● Required action:
Retype the entries word for word, leaving nothing out.

● Dataset records:
━━━━━━━━━━━━━━━━━━━━━━━━━━━━━━

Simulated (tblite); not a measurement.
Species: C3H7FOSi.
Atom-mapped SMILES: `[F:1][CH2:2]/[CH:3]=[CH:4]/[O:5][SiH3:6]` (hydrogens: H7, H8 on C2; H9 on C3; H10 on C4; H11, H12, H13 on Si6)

━━━━━━━━━━━━━━━━━━━━━━━━━━━━━━

● Written solution:
Simulated (tblite); not a measurement.
Species: C3H7FOSi.
Atom-mapped SMILES: `[F:1][CH2:2]/[CH:3]=[CH:4]/[O:5][SiH3:6]` (hydrogens: H7, H8 on C2; H9 on C3; H10 on C4; H11, H12, H13 on Si6)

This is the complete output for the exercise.